Exercise: For the entries below, repeat exactly each line starting with the one that contains "Cutoff: 520 eV" and going on through the one that contains "Pressure 5.0 GPa.", and no others.

Dataset records:
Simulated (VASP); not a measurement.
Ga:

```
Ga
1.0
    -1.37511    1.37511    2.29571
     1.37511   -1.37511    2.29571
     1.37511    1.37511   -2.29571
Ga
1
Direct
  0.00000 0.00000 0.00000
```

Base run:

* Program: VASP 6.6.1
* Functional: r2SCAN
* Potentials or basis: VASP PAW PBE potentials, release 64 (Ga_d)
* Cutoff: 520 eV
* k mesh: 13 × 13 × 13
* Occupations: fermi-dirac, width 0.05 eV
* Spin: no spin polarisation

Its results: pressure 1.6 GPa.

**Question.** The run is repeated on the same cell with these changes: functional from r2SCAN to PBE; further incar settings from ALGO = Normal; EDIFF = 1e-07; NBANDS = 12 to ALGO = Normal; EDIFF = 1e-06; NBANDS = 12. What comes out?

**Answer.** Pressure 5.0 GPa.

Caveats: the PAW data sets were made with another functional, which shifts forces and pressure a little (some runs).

Task solution:
* Cutoff: 520 eV
* k mesh: 13 × 13 × 13
* Occupations: fermi-dirac, width 0.05 eV
* Spin: no spin polarisation

Its results: pressure 1.6 GPa.

**Question.** The run is repeated on the same cell with these changes: functional from r2SCAN to PBE; further incar settings from ALGO = Normal; EDIFF = 1e-07; NBANDS = 12 to ALGO = Normal; EDIFF = 1e-06; NBANDS = 12. What comes out?

**Answer.** Pressure 5.0 GPa.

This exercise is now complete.